Task item
Below is a listing; copy all of it exactly.

Entries shown
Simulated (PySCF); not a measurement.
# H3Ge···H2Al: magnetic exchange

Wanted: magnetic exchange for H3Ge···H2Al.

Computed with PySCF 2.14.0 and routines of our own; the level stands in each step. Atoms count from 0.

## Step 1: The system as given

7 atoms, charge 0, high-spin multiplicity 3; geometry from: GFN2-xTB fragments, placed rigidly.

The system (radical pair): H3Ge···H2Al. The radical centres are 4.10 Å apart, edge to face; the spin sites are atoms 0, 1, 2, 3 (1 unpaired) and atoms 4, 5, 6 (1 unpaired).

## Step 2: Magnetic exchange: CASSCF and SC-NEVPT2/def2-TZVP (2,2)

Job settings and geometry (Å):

Response area
Simulated (PySCF); not a measurement.
# H3Ge···H2Al: magnetic exchange

Wanted: magnetic exchange for H3Ge···H2Al.

Computed with PySCF 2.14.0 and routines of our own; the level stands in each step. Atoms count from 0.

## Step 1: The system as given

7 atoms, charge 0, high-spin multiplicity 3; geometry from: GFN2-xTB fragments, placed rigidly.

The system (radical pair): H3Ge···H2Al. The radical centres are 4.10 Å apart, edge to face; the spin sites are atoms 0, 1, 2, 3 (1 unpaired) and atoms 4, 5, 6 (1 unpaired).

## Step 2: Magnetic exchange: CASSCF and SC-NEVPT2/def2-TZVP (2,2)

Job settings and geometry (Å):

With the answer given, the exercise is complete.